* **Brief**
Only those lines running from the start of the listing below through the line that holds "Runs of CP2K" are to be written out, exactly and in full.

* **Input data**
===

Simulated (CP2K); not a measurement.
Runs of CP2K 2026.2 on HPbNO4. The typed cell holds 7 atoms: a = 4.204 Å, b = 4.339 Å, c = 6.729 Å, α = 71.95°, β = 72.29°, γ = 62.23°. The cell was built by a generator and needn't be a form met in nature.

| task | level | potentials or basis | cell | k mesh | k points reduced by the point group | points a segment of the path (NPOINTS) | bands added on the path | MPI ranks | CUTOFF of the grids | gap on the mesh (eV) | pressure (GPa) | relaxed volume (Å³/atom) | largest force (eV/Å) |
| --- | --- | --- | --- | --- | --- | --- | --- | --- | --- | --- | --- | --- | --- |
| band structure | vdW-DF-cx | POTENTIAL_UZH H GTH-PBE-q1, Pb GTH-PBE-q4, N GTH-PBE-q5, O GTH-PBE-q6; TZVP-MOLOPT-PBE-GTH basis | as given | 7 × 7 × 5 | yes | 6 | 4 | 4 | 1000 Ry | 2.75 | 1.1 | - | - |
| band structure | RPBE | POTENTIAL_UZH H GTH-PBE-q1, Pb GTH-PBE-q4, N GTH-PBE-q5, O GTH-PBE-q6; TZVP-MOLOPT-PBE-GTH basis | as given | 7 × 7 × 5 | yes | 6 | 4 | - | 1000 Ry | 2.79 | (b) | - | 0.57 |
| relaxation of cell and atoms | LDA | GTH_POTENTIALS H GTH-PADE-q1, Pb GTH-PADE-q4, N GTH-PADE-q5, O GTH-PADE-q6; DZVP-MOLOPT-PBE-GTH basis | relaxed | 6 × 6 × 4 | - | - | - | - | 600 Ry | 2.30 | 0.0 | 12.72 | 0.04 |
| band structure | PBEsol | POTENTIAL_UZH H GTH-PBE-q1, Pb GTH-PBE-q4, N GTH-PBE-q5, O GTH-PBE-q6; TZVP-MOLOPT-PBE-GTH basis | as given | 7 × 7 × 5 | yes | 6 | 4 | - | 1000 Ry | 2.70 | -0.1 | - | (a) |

===

* **Your response**
Simulated (CP2K); not a measurement.
Runs of CP2K 2026.2 on HPbNO4. The typed cell holds 7 atoms: a = 4.204 Å, b = 4.339 Å, c = 6.729 Å, α = 71.95°, β = 72.29°, γ = 62.23°. The cell was built by a generator and needn't be a form met in nature.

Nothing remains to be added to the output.